→ **WORK INSTRUCTION**: Faithfully repeat all of the records, as they are written below.

→ **EXTRACTED MATERIAL**:
※

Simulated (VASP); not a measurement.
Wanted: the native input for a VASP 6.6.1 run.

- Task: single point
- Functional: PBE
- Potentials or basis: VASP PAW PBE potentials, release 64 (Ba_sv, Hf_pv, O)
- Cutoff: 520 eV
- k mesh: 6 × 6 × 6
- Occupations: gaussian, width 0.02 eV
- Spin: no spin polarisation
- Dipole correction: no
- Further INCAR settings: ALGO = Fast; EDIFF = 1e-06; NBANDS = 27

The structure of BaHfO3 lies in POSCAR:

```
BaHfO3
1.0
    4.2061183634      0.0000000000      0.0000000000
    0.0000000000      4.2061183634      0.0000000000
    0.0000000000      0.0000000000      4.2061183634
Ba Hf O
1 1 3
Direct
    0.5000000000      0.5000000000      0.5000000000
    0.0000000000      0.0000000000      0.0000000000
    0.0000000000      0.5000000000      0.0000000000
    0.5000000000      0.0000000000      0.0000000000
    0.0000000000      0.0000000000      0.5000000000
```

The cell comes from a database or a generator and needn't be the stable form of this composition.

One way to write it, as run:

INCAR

※

→ **ANSWER SPACE**:
Simulated (VASP); not a measurement.
Wanted: the native input for a VASP 6.6.1 run.

- Task: single point
- Functional: PBE
- Potentials or basis: VASP PAW PBE potentials, release 64 (Ba_sv, Hf_pv, O)
- Cutoff: 520 eV
- k mesh: 6 × 6 × 6
- Occupations: gaussian, width 0.02 eV
- Spin: no spin polarisation
- Dipole correction: no
- Further INCAR settings: ALGO = Fast; EDIFF = 1e-06; NBANDS = 27

The structure of BaHfO3 lies in POSCAR:

```
BaHfO3
1.0
    4.2061183634      0.0000000000      0.0000000000
    0.0000000000      4.2061183634      0.0000000000
    0.0000000000      0.0000000000      4.2061183634
Ba Hf O
1 1 3
Direct
    0.5000000000      0.5000000000      0.5000000000
    0.0000000000      0.0000000000      0.0000000000
    0.0000000000      0.5000000000      0.0000000000
    0.5000000000      0.0000000000      0.0000000000
    0.0000000000      0.0000000000      0.5000000000
```

The cell comes from a database or a generator and needn't be the stable form of this composition.

One way to write it, as run:

INCAR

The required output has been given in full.